_ACTIVITY_.
Each line from the first down to the one containing "Answer: -3.9 GPa." should be returned exactly as it appears below.

☆ ☆ ☆ ☆ ☆ ☆ ☆

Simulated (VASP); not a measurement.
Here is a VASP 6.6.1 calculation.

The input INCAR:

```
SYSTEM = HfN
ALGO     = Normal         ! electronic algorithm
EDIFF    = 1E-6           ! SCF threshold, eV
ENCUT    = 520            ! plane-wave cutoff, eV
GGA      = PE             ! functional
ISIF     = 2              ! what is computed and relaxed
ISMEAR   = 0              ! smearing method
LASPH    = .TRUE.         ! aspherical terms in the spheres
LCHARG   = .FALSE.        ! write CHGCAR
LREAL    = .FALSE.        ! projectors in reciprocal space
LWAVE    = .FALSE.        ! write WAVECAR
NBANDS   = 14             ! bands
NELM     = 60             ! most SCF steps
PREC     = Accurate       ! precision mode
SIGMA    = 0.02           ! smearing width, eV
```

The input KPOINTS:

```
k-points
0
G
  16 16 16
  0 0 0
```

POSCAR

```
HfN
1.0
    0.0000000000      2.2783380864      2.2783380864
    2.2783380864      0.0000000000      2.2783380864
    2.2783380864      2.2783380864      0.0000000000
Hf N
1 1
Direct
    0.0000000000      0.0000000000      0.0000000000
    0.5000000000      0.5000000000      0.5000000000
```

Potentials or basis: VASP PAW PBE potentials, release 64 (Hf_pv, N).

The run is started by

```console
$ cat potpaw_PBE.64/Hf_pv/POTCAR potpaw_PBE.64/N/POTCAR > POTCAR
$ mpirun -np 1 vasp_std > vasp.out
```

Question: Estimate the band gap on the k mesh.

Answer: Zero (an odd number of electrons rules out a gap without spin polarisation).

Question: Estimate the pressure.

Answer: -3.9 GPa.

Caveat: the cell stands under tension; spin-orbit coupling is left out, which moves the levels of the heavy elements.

☆ ☆ ☆ ☆ ☆ ☆ ☆

_TASK OUTPUT_.
Simulated (VASP); not a measurement.
Here is a VASP 6.6.1 calculation.

The input INCAR:

```
SYSTEM = HfN
ALGO     = Normal         ! electronic algorithm
EDIFF    = 1E-6           ! SCF threshold, eV
ENCUT    = 520            ! plane-wave cutoff, eV
GGA      = PE             ! functional
ISIF     = 2              ! what is computed and relaxed
ISMEAR   = 0              ! smearing method
LASPH    = .TRUE.         ! aspherical terms in the spheres
LCHARG   = .FALSE.        ! write CHGCAR
LREAL    = .FALSE.        ! projectors in reciprocal space
LWAVE    = .FALSE.        ! write WAVECAR
NBANDS   = 14             ! bands
NELM     = 60             ! most SCF steps
PREC     = Accurate       ! precision mode
SIGMA    = 0.02           ! smearing width, eV
```

The input KPOINTS:

```
k-points
0
G
  16 16 16
  0 0 0
```

POSCAR

```
HfN
1.0
    0.0000000000      2.2783380864      2.2783380864
    2.2783380864      0.0000000000      2.2783380864
    2.2783380864      2.2783380864      0.0000000000
Hf N
1 1
Direct
    0.0000000000      0.0000000000      0.0000000000
    0.5000000000      0.5000000000      0.5000000000
```

Potentials or basis: VASP PAW PBE potentials, release 64 (Hf_pv, N).

The run is started by

```console
$ cat potpaw_PBE.64/Hf_pv/POTCAR potpaw_PBE.64/N/POTCAR > POTCAR
$ mpirun -np 1 vasp_std > vasp.out
```

Question: Estimate the band gap on the k mesh.

Answer: Zero (an odd number of electrons rules out a gap without spin polarisation).

Question: Estimate the pressure.

Answer: -3.9 GPa.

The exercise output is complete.